**Assignment**
An identical copy of all the entries is the required result.

**Entries supplied**
____________________

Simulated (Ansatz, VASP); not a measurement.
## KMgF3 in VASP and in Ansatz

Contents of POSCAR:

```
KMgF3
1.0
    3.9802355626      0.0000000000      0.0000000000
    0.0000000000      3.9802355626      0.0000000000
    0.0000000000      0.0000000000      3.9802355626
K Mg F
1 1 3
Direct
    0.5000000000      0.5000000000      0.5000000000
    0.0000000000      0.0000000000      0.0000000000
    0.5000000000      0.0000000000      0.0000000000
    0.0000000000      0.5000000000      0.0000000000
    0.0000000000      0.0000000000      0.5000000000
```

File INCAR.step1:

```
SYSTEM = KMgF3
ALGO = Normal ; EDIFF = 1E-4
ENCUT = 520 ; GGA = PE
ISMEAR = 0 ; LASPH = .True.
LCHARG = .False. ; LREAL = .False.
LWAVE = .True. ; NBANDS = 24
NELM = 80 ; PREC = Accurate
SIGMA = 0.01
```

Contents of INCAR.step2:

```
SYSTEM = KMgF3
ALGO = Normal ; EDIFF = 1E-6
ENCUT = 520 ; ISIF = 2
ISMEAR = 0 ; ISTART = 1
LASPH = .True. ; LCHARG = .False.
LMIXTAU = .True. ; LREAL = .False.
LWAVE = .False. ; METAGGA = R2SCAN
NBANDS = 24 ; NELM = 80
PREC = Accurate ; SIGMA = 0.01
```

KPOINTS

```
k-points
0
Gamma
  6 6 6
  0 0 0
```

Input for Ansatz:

____________________

**Answer section**
Simulated (Ansatz, VASP); not a measurement.
## KMgF3 in VASP and in Ansatz

Contents of POSCAR:

```
KMgF3
1.0
    3.9802355626      0.0000000000      0.0000000000
    0.0000000000      3.9802355626      0.0000000000
    0.0000000000      0.0000000000      3.9802355626
K Mg F
1 1 3
Direct
    0.5000000000      0.5000000000      0.5000000000
    0.0000000000      0.0000000000      0.0000000000
    0.5000000000      0.0000000000      0.0000000000
    0.0000000000      0.5000000000      0.0000000000
    0.0000000000      0.0000000000      0.5000000000
```

File INCAR.step1:

```
SYSTEM = KMgF3
ALGO = Normal ; EDIFF = 1E-4
ENCUT = 520 ; GGA = PE
ISMEAR = 0 ; LASPH = .True.
LCHARG = .False. ; LREAL = .False.
LWAVE = .True. ; NBANDS = 24
NELM = 80 ; PREC = Accurate
SIGMA = 0.01
```

Contents of INCAR.step2:

```
SYSTEM = KMgF3
ALGO = Normal ; EDIFF = 1E-6
ENCUT = 520 ; ISIF = 2
ISMEAR = 0 ; ISTART = 1
LASPH = .True. ; LCHARG = .False.
LMIXTAU = .True. ; LREAL = .False.
LWAVE = .False. ; METAGGA = R2SCAN
NBANDS = 24 ; NELM = 80
PREC = Accurate ; SIGMA = 0.01
```

KPOINTS

```
k-points
0
Gamma
  6 6 6
  0 0 0
```

Input for Ansatz:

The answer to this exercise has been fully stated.